● **ACTIVITY**
Every record must appear in the answer exactly as it stands.

[[ DATA RECORDS open ]]

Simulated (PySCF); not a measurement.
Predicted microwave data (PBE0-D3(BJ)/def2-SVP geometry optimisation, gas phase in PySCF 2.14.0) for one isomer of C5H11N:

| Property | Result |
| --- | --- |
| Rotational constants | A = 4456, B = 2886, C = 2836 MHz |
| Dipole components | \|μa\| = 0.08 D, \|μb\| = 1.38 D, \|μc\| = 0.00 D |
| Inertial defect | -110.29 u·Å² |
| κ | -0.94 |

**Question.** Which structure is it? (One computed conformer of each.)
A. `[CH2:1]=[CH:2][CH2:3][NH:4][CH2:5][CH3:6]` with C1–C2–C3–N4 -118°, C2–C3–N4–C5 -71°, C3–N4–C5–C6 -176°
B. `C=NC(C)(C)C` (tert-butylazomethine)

[[ DATA RECORDS closed ]]

● **RESPONSE**
Simulated (PySCF); not a measurement.
Predicted microwave data (PBE0-D3(BJ)/def2-SVP geometry optimisation, gas phase in PySCF 2.14.0) for one isomer of C5H11N:

| Property | Result |
| --- | --- |
| Rotational constants | A = 4456, B = 2886, C = 2836 MHz |
| Dipole components | \|μa\| = 0.08 D, \|μb\| = 1.38 D, \|μc\| = 0.00 D |
| Inertial defect | -110.29 u·Å² |
| κ | -0.94 |

**Question.** Which structure is it? (One computed conformer of each.)
A. `[CH2:1]=[CH:2][CH2:3][NH:4][CH2:5][CH3:6]` with C1–C2–C3–N4 -118°, C2–C3–N4–C5 -71°, C3–N4–C5–C6 -176°
B. `C=NC(C)(C)C` (tert-butylazomethine)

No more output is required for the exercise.